Entries supplied
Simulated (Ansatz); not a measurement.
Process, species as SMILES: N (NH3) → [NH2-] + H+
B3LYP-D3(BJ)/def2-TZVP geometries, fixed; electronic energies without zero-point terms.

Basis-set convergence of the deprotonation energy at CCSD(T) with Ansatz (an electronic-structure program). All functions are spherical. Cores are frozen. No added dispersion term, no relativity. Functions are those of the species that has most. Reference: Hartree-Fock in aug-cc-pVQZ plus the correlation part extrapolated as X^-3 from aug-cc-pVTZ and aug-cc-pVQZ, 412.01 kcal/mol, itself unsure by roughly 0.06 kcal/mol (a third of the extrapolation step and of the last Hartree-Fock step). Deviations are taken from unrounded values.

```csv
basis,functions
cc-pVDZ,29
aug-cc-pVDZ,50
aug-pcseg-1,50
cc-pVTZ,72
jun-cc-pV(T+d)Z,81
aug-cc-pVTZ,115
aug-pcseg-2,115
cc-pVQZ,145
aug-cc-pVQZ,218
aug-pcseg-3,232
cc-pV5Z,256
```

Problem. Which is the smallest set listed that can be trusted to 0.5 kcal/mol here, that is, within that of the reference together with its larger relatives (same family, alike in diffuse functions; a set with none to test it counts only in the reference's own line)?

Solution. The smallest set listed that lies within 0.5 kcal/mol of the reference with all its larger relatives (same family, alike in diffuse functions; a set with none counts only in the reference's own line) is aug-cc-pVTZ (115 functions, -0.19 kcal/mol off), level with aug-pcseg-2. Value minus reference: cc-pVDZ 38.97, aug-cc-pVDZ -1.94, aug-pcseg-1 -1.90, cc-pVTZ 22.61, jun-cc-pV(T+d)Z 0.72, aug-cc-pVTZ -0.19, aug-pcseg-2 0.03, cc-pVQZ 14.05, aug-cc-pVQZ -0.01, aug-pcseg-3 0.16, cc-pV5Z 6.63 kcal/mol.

Work request
Write out the lines of the entries, word for word, from the first through the one containing "B3LYP-D3(BJ)/def2-TZVP geometries, fixed;", and stop at that line.

Written solution
Simulated (Ansatz); not a measurement.
Process, species as SMILES: N (NH3) → [NH2-] + H+
B3LYP-D3(BJ)/def2-TZVP geometries, fixed; electronic energies without zero-point terms.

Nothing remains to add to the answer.